Action item: Print all entries precisely as they are written.

[Opening Dataset entries section]
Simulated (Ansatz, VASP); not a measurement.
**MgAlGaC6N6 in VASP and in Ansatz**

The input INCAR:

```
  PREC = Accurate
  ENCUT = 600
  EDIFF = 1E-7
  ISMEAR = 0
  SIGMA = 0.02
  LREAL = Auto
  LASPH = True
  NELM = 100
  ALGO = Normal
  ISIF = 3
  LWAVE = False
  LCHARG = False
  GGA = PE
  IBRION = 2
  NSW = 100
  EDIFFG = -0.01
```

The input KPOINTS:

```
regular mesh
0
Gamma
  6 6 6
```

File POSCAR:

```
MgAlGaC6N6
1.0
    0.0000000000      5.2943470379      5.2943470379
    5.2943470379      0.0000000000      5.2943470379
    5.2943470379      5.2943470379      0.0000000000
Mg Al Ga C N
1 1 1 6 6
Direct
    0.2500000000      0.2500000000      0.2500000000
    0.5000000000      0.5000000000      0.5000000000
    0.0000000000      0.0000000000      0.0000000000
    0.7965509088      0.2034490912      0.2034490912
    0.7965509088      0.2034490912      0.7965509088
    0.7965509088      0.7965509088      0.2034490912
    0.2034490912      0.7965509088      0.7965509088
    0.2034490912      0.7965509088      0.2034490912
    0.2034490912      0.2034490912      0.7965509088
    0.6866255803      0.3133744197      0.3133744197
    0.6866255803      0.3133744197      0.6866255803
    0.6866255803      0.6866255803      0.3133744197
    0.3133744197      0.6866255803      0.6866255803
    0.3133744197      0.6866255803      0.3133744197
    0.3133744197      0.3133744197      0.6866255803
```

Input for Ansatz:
[Closing Dataset entries section]

Task solution:
Simulated (Ansatz, VASP); not a measurement.
**MgAlGaC6N6 in VASP and in Ansatz**

The input INCAR:

```
  PREC = Accurate
  ENCUT = 600
  EDIFF = 1E-7
  ISMEAR = 0
  SIGMA = 0.02
  LREAL = Auto
  LASPH = True
  NELM = 100
  ALGO = Normal
  ISIF = 3
  LWAVE = False
  LCHARG = False
  GGA = PE
  IBRION = 2
  NSW = 100
  EDIFFG = -0.01
```

The input KPOINTS:

```
regular mesh
0
Gamma
  6 6 6
```

File POSCAR:

```
MgAlGaC6N6
1.0
    0.0000000000      5.2943470379      5.2943470379
    5.2943470379      0.0000000000      5.2943470379
    5.2943470379      5.2943470379      0.0000000000
Mg Al Ga C N
1 1 1 6 6
Direct
    0.2500000000      0.2500000000      0.2500000000
    0.5000000000      0.5000000000      0.5000000000
    0.0000000000      0.0000000000      0.0000000000
    0.7965509088      0.2034490912      0.2034490912
    0.7965509088      0.2034490912      0.7965509088
    0.7965509088      0.7965509088      0.2034490912
    0.2034490912      0.7965509088      0.7965509088
    0.2034490912      0.7965509088      0.2034490912
    0.2034490912      0.2034490912      0.7965509088
    0.6866255803      0.3133744197      0.3133744197
    0.6866255803      0.3133744197      0.6866255803
    0.6866255803      0.6866255803      0.3133744197
    0.3133744197      0.6866255803      0.6866255803
    0.3133744197      0.6866255803      0.3133744197
    0.3133744197      0.3133744197      0.6866255803
```

Input for Ansatz:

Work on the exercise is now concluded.